▸ **WORK TASK**
Produce an exact copy of the data below.

⁂
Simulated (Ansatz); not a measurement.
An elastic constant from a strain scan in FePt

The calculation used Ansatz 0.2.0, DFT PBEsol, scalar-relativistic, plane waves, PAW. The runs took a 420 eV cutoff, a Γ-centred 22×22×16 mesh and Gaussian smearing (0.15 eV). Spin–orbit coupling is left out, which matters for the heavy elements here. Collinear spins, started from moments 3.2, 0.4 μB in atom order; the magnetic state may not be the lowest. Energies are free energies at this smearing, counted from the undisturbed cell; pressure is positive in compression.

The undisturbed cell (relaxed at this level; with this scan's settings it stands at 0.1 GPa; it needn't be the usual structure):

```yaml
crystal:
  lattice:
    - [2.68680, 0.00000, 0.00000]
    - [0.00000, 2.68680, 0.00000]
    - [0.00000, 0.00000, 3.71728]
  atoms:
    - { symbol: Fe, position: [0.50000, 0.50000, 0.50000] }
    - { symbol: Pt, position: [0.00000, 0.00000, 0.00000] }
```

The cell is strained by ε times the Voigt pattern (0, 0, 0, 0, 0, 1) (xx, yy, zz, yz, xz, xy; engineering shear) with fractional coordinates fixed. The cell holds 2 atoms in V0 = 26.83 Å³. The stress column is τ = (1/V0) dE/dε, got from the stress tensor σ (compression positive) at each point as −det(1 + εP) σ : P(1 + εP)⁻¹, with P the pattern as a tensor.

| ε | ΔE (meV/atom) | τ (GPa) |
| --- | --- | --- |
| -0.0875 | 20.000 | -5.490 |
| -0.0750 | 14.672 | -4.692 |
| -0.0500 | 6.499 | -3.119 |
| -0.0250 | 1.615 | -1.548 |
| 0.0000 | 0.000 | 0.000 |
⁂

▸ **ANSWER SPACE**
Simulated (Ansatz); not a measurement.
An elastic constant from a strain scan in FePt

The calculation used Ansatz 0.2.0, DFT PBEsol, scalar-relativistic, plane waves, PAW. The runs took a 420 eV cutoff, a Γ-centred 22×22×16 mesh and Gaussian smearing (0.15 eV). Spin–orbit coupling is left out, which matters for the heavy elements here. Collinear spins, started from moments 3.2, 0.4 μB in atom order; the magnetic state may not be the lowest. Energies are free energies at this smearing, counted from the undisturbed cell; pressure is positive in compression.

The undisturbed cell (relaxed at this level; with this scan's settings it stands at 0.1 GPa; it needn't be the usual structure):

```yaml
crystal:
  lattice:
    - [2.68680, 0.00000, 0.00000]
    - [0.00000, 2.68680, 0.00000]
    - [0.00000, 0.00000, 3.71728]
  atoms:
    - { symbol: Fe, position: [0.50000, 0.50000, 0.50000] }
    - { symbol: Pt, position: [0.00000, 0.00000, 0.00000] }
```

The cell is strained by ε times the Voigt pattern (0, 0, 0, 0, 0, 1) (xx, yy, zz, yz, xz, xy; engineering shear) with fractional coordinates fixed. The cell holds 2 atoms in V0 = 26.83 Å³. The stress column is τ = (1/V0) dE/dε, got from the stress tensor σ (compression positive) at each point as −det(1 + εP) σ : P(1 + εP)⁻¹, with P the pattern as a tensor.

| ε | ΔE (meV/atom) | τ (GPa) |
| --- | --- | --- |
| -0.0875 | 20.000 | -5.490 |
| -0.0750 | 14.672 | -4.692 |
| -0.0500 | 6.499 | -3.119 |
| -0.0250 | 1.615 | -1.548 |
| 0.0000 | 0.000 | 0.000 |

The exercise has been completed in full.